§ **Work item**: Transcribe the records below exactly, from their first line through the line containing "Gas phase, δ". Omit every line after it.

*** Opening of Data excerpts ***
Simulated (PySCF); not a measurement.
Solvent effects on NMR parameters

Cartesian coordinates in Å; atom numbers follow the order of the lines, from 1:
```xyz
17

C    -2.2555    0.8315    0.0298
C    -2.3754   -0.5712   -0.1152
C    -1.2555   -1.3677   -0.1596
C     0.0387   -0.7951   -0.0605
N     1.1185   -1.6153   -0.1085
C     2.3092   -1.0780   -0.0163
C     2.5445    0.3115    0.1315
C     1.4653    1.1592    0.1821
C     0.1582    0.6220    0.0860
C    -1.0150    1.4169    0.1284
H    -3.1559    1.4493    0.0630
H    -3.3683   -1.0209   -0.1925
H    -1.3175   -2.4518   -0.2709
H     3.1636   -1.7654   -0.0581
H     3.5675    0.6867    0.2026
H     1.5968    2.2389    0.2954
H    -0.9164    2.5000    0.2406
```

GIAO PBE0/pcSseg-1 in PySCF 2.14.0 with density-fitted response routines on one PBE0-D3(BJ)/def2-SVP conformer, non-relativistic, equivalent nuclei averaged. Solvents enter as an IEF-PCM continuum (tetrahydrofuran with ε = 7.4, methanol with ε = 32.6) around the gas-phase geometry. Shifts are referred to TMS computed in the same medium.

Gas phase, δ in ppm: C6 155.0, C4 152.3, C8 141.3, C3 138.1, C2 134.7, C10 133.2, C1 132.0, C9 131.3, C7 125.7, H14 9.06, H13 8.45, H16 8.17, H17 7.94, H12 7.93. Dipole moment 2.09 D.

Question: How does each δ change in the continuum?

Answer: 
*** Close of Data excerpts ***

§ **Written solution**:
Simulated (PySCF); not a measurement.
Solvent effects on NMR parameters

Cartesian coordinates in Å; atom numbers follow the order of the lines, from 1:
```xyz
17

C    -2.2555    0.8315    0.0298
C    -2.3754   -0.5712   -0.1152
C    -1.2555   -1.3677   -0.1596
C     0.0387   -0.7951   -0.0605
N     1.1185   -1.6153   -0.1085
C     2.3092   -1.0780   -0.0163
C     2.5445    0.3115    0.1315
C     1.4653    1.1592    0.1821
C     0.1582    0.6220    0.0860
C    -1.0150    1.4169    0.1284
H    -3.1559    1.4493    0.0630
H    -3.3683   -1.0209   -0.1925
H    -1.3175   -2.4518   -0.2709
H     3.1636   -1.7654   -0.0581
H     3.5675    0.6867    0.2026
H     1.5968    2.2389    0.2954
H    -0.9164    2.5000    0.2406
```

GIAO PBE0/pcSseg-1 in PySCF 2.14.0 with density-fitted response routines on one PBE0-D3(BJ)/def2-SVP conformer, non-relativistic, equivalent nuclei averaged. Solvents enter as an IEF-PCM continuum (tetrahydrofuran with ε = 7.4, methanol with ε = 32.6) around the gas-phase geometry. Shifts are referred to TMS computed in the same medium.

Gas phase, δ in ppm: C6 155.0, C4 152.3, C8 141.3, C3 138.1, C2 134.7, C10 133.2, C1 132.0, C9 131.3, C7 125.7, H14 9.06, H13 8.45, H16 8.17, H17 7.94, H12 7.93. Dipole moment 2.09 D.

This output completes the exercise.